▸ WORK TASK
Print the first line of the material below and each line after it, exactly as written, ending with the line that contains "Caveat: the PAW".

▸ SOURCE INFORMATION
━━━

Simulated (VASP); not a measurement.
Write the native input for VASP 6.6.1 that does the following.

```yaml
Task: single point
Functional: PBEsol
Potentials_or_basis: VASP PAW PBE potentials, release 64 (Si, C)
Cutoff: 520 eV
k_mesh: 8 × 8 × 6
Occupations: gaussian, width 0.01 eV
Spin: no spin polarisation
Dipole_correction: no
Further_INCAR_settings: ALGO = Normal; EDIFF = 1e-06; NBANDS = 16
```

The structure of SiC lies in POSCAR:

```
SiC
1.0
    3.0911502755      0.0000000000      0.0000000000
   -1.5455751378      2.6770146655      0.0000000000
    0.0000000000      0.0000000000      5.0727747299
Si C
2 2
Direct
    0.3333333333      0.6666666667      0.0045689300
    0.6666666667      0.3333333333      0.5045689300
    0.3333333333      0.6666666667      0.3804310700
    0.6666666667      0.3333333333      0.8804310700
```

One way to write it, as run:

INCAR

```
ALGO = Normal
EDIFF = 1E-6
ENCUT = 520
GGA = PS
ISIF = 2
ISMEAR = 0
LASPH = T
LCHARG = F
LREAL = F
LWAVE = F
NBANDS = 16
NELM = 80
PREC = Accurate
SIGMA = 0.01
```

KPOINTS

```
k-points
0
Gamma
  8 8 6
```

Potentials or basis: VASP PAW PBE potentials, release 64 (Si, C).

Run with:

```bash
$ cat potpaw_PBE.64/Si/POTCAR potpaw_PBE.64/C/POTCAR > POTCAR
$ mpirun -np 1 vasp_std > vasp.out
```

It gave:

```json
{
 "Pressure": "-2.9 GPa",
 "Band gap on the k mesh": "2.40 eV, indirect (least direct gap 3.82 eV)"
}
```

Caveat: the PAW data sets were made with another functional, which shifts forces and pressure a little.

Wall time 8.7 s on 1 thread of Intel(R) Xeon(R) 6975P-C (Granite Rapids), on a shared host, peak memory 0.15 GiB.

━━━

▸ YOUR SOLUTION
Simulated (VASP); not a measurement.
Write the native input for VASP 6.6.1 that does the following.

```yaml
Task: single point
Functional: PBEsol
Potentials_or_basis: VASP PAW PBE potentials, release 64 (Si, C)
Cutoff: 520 eV
k_mesh: 8 × 8 × 6
Occupations: gaussian, width 0.01 eV
Spin: no spin polarisation
Dipole_correction: no
Further_INCAR_settings: ALGO = Normal; EDIFF = 1e-06; NBANDS = 16
```

The structure of SiC lies in POSCAR:

```
SiC
1.0
    3.0911502755      0.0000000000      0.0000000000
   -1.5455751378      2.6770146655      0.0000000000
    0.0000000000      0.0000000000      5.0727747299
Si C
2 2
Direct
    0.3333333333      0.6666666667      0.0045689300
    0.6666666667      0.3333333333      0.5045689300
    0.3333333333      0.6666666667      0.3804310700
    0.6666666667      0.3333333333      0.8804310700
```

One way to write it, as run:

INCAR

```
ALGO = Normal
EDIFF = 1E-6
ENCUT = 520
GGA = PS
ISIF = 2
ISMEAR = 0
LASPH = T
LCHARG = F
LREAL = F
LWAVE = F
NBANDS = 16
NELM = 80
PREC = Accurate
SIGMA = 0.01
```

KPOINTS

```
k-points
0
Gamma
  8 8 6
```

Potentials or basis: VASP PAW PBE potentials, release 64 (Si, C).

Run with:

```bash
$ cat potpaw_PBE.64/Si/POTCAR potpaw_PBE.64/C/POTCAR > POTCAR
$ mpirun -np 1 vasp_std > vasp.out
```

It gave:

```json
{
 "Pressure": "-2.9 GPa",
 "Band gap on the k mesh": "2.40 eV, indirect (least direct gap 3.82 eV)"
}
```

Caveat: the PAW data sets were made with another functional, which shifts forces and pressure a little.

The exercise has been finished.